TASK ITEM = Your task is to reproduce the entries below word for word.

SUPPLIED INFORMATION =
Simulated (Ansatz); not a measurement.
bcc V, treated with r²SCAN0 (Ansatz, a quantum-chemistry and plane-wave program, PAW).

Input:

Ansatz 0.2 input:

PROBLEM SOLUTION =
Simulated (Ansatz); not a measurement.
bcc V, treated with r²SCAN0 (Ansatz, a quantum-chemistry and plane-wave program, PAW).

Input:

Ansatz 0.2 input:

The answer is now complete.